Exercise: Transcribe each record below character for character.

Source information:
------------------------------------------------------------------------

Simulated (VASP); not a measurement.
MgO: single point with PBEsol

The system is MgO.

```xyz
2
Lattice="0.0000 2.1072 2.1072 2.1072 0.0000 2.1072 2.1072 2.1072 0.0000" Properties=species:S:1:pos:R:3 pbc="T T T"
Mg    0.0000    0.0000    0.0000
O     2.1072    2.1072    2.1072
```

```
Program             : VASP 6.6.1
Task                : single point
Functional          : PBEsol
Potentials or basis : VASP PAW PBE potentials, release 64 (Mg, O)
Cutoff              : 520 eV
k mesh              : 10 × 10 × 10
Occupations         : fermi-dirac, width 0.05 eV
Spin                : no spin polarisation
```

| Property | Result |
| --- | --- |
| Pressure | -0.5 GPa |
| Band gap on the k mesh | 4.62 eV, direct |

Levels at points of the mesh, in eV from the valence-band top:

------------------------------------------------------------------------

Your response:
Simulated (VASP); not a measurement.
MgO: single point with PBEsol

The system is MgO.

```xyz
2
Lattice="0.0000 2.1072 2.1072 2.1072 0.0000 2.1072 2.1072 2.1072 0.0000" Properties=species:S:1:pos:R:3 pbc="T T T"
Mg    0.0000    0.0000    0.0000
O     2.1072    2.1072    2.1072
```

```
Program             : VASP 6.6.1
Task                : single point
Functional          : PBEsol
Potentials or basis : VASP PAW PBE potentials, release 64 (Mg, O)
Cutoff              : 520 eV
k mesh              : 10 × 10 × 10
Occupations         : fermi-dirac, width 0.05 eV
Spin                : no spin polarisation
```

| Property | Result |
| --- | --- |
| Pressure | -0.5 GPa |
| Band gap on the k mesh | 4.62 eV, direct |

Levels at points of the mesh, in eV from the valence-band top:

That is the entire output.